-*-*-

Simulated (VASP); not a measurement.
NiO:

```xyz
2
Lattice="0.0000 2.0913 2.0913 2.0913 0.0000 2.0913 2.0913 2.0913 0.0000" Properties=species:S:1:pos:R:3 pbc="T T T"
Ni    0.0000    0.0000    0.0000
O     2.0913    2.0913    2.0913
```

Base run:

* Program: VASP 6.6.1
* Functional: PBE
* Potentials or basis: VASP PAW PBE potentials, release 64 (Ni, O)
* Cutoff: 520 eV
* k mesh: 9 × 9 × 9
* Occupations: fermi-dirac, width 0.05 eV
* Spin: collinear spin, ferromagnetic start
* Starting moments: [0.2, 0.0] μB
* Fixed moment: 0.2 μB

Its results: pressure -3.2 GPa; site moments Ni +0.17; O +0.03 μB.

-*-*-

Requirement: Everything in the listing should be transcribed exactly.

Reply:
Simulated (VASP); not a measurement.
NiO:

```xyz
2
Lattice="0.0000 2.0913 2.0913 2.0913 0.0000 2.0913 2.0913 2.0913 0.0000" Properties=species:S:1:pos:R:3 pbc="T T T"
Ni    0.0000    0.0000    0.0000
O     2.0913    2.0913    2.0913
```

Base run:

* Program: VASP 6.6.1
* Functional: PBE
* Potentials or basis: VASP PAW PBE potentials, release 64 (Ni, O)
* Cutoff: 520 eV
* k mesh: 9 × 9 × 9
* Occupations: fermi-dirac, width 0.05 eV
* Spin: collinear spin, ferromagnetic start
* Starting moments: [0.2, 0.0] μB
* Fixed moment: 0.2 μB

Its results: pressure -3.2 GPa; site moments Ni +0.17; O +0.03 μB.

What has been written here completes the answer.